··· Information supplied ···

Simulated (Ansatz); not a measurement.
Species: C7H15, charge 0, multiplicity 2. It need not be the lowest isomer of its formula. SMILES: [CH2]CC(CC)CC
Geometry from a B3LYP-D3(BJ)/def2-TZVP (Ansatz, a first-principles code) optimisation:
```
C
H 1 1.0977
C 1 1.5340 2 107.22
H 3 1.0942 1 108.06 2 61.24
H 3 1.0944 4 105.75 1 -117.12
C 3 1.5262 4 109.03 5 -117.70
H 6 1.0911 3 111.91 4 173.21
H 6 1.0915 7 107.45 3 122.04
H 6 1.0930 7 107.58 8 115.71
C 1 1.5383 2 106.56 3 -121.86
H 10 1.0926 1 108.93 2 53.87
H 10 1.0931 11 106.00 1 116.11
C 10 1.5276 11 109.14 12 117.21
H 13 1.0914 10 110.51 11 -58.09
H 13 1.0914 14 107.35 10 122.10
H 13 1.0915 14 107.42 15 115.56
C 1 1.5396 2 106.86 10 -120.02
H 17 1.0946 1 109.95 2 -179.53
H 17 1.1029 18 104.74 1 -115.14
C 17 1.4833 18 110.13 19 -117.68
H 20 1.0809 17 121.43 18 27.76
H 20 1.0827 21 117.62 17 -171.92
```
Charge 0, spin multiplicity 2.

···

=== Activity ===
Write out the entire listing above once more. Keep it exact.

=== Answer section ===
Simulated (Ansatz); not a measurement.
Species: C7H15, charge 0, multiplicity 2. It need not be the lowest isomer of its formula. SMILES: [CH2]CC(CC)CC
Geometry from a B3LYP-D3(BJ)/def2-TZVP (Ansatz, a first-principles code) optimisation:
```
C
H 1 1.0977
C 1 1.5340 2 107.22
H 3 1.0942 1 108.06 2 61.24
H 3 1.0944 4 105.75 1 -117.12
C 3 1.5262 4 109.03 5 -117.70
H 6 1.0911 3 111.91 4 173.21
H 6 1.0915 7 107.45 3 122.04
H 6 1.0930 7 107.58 8 115.71
C 1 1.5383 2 106.56 3 -121.86
H 10 1.0926 1 108.93 2 53.87
H 10 1.0931 11 106.00 1 116.11
C 10 1.5276 11 109.14 12 117.21
H 13 1.0914 10 110.51 11 -58.09
H 13 1.0914 14 107.35 10 122.10
H 13 1.0915 14 107.42 15 115.56
C 1 1.5396 2 106.86 10 -120.02
H 17 1.0946 1 109.95 2 -179.53
H 17 1.1029 18 104.74 1 -115.14
C 17 1.4833 18 110.13 19 -117.68
H 20 1.0809 17 121.43 18 27.76
H 20 1.0827 21 117.62 17 -171.92
```
Charge 0, spin multiplicity 2.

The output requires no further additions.